§ **Available data**

>>>>

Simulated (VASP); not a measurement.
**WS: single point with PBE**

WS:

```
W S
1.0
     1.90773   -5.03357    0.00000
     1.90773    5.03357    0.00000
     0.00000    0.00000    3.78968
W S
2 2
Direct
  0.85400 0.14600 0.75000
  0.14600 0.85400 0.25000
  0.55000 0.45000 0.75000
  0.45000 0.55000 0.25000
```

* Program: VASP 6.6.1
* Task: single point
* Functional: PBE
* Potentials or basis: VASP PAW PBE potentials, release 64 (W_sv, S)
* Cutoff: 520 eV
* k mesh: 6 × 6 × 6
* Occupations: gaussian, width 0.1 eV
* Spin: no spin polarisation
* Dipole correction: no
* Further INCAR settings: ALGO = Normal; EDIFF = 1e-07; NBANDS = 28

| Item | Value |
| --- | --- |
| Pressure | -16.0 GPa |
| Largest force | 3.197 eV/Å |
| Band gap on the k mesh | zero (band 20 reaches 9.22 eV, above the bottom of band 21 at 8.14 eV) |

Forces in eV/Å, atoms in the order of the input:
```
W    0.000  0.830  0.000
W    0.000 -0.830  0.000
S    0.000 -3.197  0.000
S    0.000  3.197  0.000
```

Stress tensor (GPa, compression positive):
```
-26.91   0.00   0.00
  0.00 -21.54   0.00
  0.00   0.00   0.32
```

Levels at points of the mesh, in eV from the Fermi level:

<<<<

§ **Exercise**
Reproduce the lines of the entries above from the one with "no spin polarisation" to the one with "3.197 eV/Å |", both included, exactly and without any other line.

§ **Written solution**
* Spin: no spin polarisation
* Dipole correction: no
* Further INCAR settings: ALGO = Normal; EDIFF = 1e-07; NBANDS = 28

| Item | Value |
| --- | --- |
| Pressure | -16.0 GPa |
| Largest force | 3.197 eV/Å |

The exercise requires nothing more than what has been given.